▶ _Task item_:
Write out the full listing exactly as it appears below.

(Supplied records Opens)

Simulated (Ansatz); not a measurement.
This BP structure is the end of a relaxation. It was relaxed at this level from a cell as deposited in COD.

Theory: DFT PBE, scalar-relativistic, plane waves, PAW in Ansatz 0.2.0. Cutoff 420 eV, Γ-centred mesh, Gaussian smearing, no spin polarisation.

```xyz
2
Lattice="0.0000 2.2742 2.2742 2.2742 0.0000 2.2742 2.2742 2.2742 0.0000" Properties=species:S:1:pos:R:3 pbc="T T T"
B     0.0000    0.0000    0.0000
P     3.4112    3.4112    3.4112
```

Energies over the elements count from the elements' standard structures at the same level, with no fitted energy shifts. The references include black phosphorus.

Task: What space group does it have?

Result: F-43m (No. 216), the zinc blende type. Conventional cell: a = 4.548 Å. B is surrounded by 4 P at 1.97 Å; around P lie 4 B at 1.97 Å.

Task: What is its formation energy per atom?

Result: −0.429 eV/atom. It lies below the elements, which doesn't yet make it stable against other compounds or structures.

(Supplied records Closes)

▶ _Result_:
Simulated (Ansatz); not a measurement.
This BP structure is the end of a relaxation. It was relaxed at this level from a cell as deposited in COD.

Theory: DFT PBE, scalar-relativistic, plane waves, PAW in Ansatz 0.2.0. Cutoff 420 eV, Γ-centred mesh, Gaussian smearing, no spin polarisation.

```xyz
2
Lattice="0.0000 2.2742 2.2742 2.2742 0.0000 2.2742 2.2742 2.2742 0.0000" Properties=species:S:1:pos:R:3 pbc="T T T"
B     0.0000    0.0000    0.0000
P     3.4112    3.4112    3.4112
```

Energies over the elements count from the elements' standard structures at the same level, with no fitted energy shifts. The references include black phosphorus.

Task: What space group does it have?

Result: F-43m (No. 216), the zinc blende type. Conventional cell: a = 4.548 Å. B is surrounded by 4 P at 1.97 Å; around P lie 4 B at 1.97 Å.

Task: What is its formation energy per atom?

Result: −0.429 eV/atom. It lies below the elements, which doesn't yet make it stable against other compounds or structures.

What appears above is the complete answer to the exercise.